⁂

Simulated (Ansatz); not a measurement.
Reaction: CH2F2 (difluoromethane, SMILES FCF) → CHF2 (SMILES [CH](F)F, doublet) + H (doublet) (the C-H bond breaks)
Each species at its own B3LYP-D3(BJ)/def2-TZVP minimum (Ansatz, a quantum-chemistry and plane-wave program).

⁂

■ **Required action**
Could you set down every record exactly as given?

■ **Your response**
Simulated (Ansatz); not a measurement.
Reaction: CH2F2 (difluoromethane, SMILES FCF) → CHF2 (SMILES [CH](F)F, doublet) + H (doublet) (the C-H bond breaks)
Each species at its own B3LYP-D3(BJ)/def2-TZVP minimum (Ansatz, a quantum-chemistry and plane-wave program).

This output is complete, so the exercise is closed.